BEGIN

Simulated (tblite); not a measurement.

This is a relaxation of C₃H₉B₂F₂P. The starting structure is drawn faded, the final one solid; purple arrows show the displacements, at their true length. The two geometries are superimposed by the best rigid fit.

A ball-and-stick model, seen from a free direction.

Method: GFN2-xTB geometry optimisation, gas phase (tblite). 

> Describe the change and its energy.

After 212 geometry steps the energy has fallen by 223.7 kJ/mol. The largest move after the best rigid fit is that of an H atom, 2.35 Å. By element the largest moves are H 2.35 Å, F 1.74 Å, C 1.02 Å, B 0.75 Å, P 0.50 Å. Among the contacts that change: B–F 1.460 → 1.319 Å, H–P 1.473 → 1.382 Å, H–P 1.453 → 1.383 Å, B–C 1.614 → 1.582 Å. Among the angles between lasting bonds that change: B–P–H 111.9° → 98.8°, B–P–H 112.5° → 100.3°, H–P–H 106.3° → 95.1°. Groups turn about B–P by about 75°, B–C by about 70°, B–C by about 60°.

END

REQUIREMENT:
From the first line of the records above down to the line containing "and its energy.", repeat each line exactly as written. Include both of those lines and add nothing.

RESPONSE AREA:
Simulated (tblite); not a measurement.

This is a relaxation of C₃H₉B₂F₂P. The starting structure is drawn faded, the final one solid; purple arrows show the displacements, at their true length. The two geometries are superimposed by the best rigid fit.

A ball-and-stick model, seen from a free direction.

Method: GFN2-xTB geometry optimisation, gas phase (tblite). 

> Describe the change and its energy.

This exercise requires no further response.